§ Information given:
____________
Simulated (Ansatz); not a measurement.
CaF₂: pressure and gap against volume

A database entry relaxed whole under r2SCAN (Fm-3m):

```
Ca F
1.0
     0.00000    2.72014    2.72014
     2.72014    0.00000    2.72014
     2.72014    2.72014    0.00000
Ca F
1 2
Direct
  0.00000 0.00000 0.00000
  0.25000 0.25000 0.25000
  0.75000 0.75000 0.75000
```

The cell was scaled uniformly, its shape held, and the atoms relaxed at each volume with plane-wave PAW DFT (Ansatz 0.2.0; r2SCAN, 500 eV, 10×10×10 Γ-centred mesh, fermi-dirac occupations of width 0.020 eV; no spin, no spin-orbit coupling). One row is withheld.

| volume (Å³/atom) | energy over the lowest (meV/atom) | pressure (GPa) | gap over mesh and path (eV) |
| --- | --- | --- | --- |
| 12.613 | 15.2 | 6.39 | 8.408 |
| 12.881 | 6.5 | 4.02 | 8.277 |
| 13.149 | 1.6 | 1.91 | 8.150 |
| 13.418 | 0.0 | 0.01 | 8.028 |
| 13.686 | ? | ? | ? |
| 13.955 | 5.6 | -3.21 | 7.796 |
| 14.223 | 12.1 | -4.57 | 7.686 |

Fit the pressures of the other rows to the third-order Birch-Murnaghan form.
____________

§ Assignment: A word-for-word copy of the material is required.

§ Answer space:
Simulated (Ansatz); not a measurement.
CaF₂: pressure and gap against volume

A database entry relaxed whole under r2SCAN (Fm-3m):

```
Ca F
1.0
     0.00000    2.72014    2.72014
     2.72014    0.00000    2.72014
     2.72014    2.72014    0.00000
Ca F
1 2
Direct
  0.00000 0.00000 0.00000
  0.25000 0.25000 0.25000
  0.75000 0.75000 0.75000
```

The cell was scaled uniformly, its shape held, and the atoms relaxed at each volume with plane-wave PAW DFT (Ansatz 0.2.0; r2SCAN, 500 eV, 10×10×10 Γ-centred mesh, fermi-dirac occupations of width 0.020 eV; no spin, no spin-orbit coupling). One row is withheld.

| volume (Å³/atom) | energy over the lowest (meV/atom) | pressure (GPa) | gap over mesh and path (eV) |
| --- | --- | --- | --- |
| 12.613 | 15.2 | 6.39 | 8.408 |
| 12.881 | 6.5 | 4.02 | 8.277 |
| 13.149 | 1.6 | 1.91 | 8.150 |
| 13.418 | 0.0 | 0.01 | 8.028 |
| 13.686 | ? | ? | ? |
| 13.955 | 5.6 | -3.21 | 7.796 |
| 14.223 | 12.1 | -4.57 | 7.686 |

Fit the pressures of the other rows to the third-order Birch-Murnaghan form.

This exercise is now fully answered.